### WORK ITEM
Would you please copy the part of the material below that opens with the line containing "### Step 1. Starting point" and closes with the line containing "It takes space"? Copy it exactly, and only it.

### LISTED ENTRIES
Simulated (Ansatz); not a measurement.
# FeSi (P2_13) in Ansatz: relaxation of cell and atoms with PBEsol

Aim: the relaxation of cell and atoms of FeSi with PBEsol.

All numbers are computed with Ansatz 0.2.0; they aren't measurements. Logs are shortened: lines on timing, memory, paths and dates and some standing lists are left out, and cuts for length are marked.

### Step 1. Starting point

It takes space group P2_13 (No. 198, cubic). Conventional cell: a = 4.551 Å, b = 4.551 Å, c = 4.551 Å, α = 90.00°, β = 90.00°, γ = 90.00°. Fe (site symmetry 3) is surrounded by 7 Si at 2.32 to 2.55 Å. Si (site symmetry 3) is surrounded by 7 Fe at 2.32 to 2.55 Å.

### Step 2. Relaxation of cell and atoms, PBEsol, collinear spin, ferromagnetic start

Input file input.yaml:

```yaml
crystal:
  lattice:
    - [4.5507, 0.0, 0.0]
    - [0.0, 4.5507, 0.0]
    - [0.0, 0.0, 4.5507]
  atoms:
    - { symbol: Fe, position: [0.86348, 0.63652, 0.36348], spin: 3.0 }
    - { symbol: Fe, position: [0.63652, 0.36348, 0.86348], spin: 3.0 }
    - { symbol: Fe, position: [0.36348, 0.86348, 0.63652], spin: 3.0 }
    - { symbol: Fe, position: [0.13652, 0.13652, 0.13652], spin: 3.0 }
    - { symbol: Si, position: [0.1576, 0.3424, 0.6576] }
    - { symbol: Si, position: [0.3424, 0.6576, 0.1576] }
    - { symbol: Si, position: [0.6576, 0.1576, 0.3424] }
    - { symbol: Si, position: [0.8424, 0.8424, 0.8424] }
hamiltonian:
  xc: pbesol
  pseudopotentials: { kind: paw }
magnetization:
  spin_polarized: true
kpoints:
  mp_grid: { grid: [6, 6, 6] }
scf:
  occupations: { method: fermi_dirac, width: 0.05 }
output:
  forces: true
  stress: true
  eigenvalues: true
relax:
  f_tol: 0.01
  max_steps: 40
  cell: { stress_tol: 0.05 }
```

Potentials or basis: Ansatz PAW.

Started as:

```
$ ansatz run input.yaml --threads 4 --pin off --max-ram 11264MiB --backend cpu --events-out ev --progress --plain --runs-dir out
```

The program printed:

### EXERCISE OUTPUT
### Step 1. Starting point

It takes space group P2_13 (No. 198, cubic). Conventional cell: a = 4.551 Å, b = 4.551 Å, c = 4.551 Å, α = 90.00°, β = 90.00°, γ = 90.00°. Fe (site symmetry 3) is surrounded by 7 Si at 2.32 to 2.55 Å. Si (site symmetry 3) is surrounded by 7 Fe at 2.32 to 2.55 Å.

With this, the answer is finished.